Every line in the data below from the one containing "VASP 6.6.1 |" down to the one containing "Problem. The run", both included, must be retyped exactly; no other line is to appear.

╔══
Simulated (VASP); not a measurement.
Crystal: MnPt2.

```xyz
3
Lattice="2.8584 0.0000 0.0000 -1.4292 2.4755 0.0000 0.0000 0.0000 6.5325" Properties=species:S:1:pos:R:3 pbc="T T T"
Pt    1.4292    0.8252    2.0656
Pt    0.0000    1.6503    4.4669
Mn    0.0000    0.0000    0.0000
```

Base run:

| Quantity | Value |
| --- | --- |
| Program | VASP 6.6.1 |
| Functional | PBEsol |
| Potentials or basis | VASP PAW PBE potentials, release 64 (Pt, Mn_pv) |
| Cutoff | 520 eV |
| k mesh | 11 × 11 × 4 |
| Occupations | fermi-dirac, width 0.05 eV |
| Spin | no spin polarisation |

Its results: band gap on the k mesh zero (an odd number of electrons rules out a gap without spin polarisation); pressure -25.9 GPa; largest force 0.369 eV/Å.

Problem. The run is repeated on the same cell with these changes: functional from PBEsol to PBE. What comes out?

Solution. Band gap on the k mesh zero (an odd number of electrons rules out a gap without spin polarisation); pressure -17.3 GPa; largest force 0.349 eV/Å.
╚══

**Response area:**
| Program | VASP 6.6.1 |
| Functional | PBEsol |
| Potentials or basis | VASP PAW PBE potentials, release 64 (Pt, Mn_pv) |
| Cutoff | 520 eV |
| k mesh | 11 × 11 × 4 |
| Occupations | fermi-dirac, width 0.05 eV |
| Spin | no spin polarisation |

Its results: band gap on the k mesh zero (an odd number of electrons rules out a gap without spin polarisation); pressure -25.9 GPa; largest force 0.369 eV/Å.

Problem. The run is repeated on the same cell with these changes: functional from PBEsol to PBE. What comes out?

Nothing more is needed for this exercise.